BRIEF:
What is expected is a word-for-word copy of all the entries.

[[ RECORDS SHOWN, beginning ]]
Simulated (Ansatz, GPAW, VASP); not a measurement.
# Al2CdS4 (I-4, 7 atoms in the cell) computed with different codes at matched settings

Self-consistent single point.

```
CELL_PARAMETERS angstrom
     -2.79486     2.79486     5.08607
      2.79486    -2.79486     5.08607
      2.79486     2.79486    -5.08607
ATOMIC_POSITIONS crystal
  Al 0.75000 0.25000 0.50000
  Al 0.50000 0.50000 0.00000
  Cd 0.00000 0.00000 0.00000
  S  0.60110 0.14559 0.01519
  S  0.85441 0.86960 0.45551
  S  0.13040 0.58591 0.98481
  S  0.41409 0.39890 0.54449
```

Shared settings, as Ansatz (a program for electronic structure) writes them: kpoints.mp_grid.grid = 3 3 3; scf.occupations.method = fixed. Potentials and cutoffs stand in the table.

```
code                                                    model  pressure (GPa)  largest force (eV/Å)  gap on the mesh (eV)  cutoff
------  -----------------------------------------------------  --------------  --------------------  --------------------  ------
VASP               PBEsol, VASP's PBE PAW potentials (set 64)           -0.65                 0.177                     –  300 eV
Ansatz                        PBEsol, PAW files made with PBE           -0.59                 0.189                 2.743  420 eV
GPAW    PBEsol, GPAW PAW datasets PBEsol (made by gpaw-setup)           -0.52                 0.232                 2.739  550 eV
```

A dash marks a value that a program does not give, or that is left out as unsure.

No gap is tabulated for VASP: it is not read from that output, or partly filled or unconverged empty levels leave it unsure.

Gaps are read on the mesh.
[[ RECORDS SHOWN, end ]]

RESPONSE BOX:
Simulated (Ansatz, GPAW, VASP); not a measurement.
# Al2CdS4 (I-4, 7 atoms in the cell) computed with different codes at matched settings

Self-consistent single point.

```
CELL_PARAMETERS angstrom
     -2.79486     2.79486     5.08607
      2.79486    -2.79486     5.08607
      2.79486     2.79486    -5.08607
ATOMIC_POSITIONS crystal
  Al 0.75000 0.25000 0.50000
  Al 0.50000 0.50000 0.00000
  Cd 0.00000 0.00000 0.00000
  S  0.60110 0.14559 0.01519
  S  0.85441 0.86960 0.45551
  S  0.13040 0.58591 0.98481
  S  0.41409 0.39890 0.54449
```

Shared settings, as Ansatz (a program for electronic structure) writes them: kpoints.mp_grid.grid = 3 3 3; scf.occupations.method = fixed. Potentials and cutoffs stand in the table.

```
code                                                    model  pressure (GPa)  largest force (eV/Å)  gap on the mesh (eV)  cutoff
------  -----------------------------------------------------  --------------  --------------------  --------------------  ------
VASP               PBEsol, VASP's PBE PAW potentials (set 64)           -0.65                 0.177                     –  300 eV
Ansatz                        PBEsol, PAW files made with PBE           -0.59                 0.189                 2.743  420 eV
GPAW    PBEsol, GPAW PAW datasets PBEsol (made by gpaw-setup)           -0.52                 0.232                 2.739  550 eV
```

A dash marks a value that a program does not give, or that is left out as unsure.

No gap is tabulated for VASP: it is not read from that output, or partly filled or unconverged empty levels leave it unsure.

Gaps are read on the mesh.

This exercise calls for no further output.